Task item: Write out the whole listing without a single alteration.

Data listing:
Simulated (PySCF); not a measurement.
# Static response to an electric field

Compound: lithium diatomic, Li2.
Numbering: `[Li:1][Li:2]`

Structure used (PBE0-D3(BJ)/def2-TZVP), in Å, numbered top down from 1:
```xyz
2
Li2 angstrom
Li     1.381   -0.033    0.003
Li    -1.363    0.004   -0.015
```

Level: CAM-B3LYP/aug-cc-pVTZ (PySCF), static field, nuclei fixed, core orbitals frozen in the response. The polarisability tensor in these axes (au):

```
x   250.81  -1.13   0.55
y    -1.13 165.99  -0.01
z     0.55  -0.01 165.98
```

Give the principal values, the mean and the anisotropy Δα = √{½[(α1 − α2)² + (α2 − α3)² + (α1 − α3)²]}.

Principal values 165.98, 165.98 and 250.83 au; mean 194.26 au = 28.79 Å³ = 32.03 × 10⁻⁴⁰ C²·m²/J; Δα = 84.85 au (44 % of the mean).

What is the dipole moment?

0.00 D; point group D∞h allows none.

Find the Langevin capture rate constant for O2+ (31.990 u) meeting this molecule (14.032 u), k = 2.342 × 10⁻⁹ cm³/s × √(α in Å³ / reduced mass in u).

Exercise output:
Simulated (PySCF); not a measurement.
# Static response to an electric field

Compound: lithium diatomic, Li2.
Numbering: `[Li:1][Li:2]`

Structure used (PBE0-D3(BJ)/def2-TZVP), in Å, numbered top down from 1:
```xyz
2
Li2 angstrom
Li     1.381   -0.033    0.003
Li    -1.363    0.004   -0.015
```

Level: CAM-B3LYP/aug-cc-pVTZ (PySCF), static field, nuclei fixed, core orbitals frozen in the response. The polarisability tensor in these axes (au):

```
x   250.81  -1.13   0.55
y    -1.13 165.99  -0.01
z     0.55  -0.01 165.98
```

Give the principal values, the mean and the anisotropy Δα = √{½[(α1 − α2)² + (α2 − α3)² + (α1 − α3)²]}.

Principal values 165.98, 165.98 and 250.83 au; mean 194.26 au = 28.79 Å³ = 32.03 × 10⁻⁴⁰ C²·m²/J; Δα = 84.85 au (44 % of the mean).

What is the dipole moment?

0.00 D; point group D∞h allows none.

Find the Langevin capture rate constant for O2+ (31.990 u) meeting this molecule (14.032 u), k = 2.342 × 10⁻⁹ cm³/s × √(α in Å³ / reduced mass in u).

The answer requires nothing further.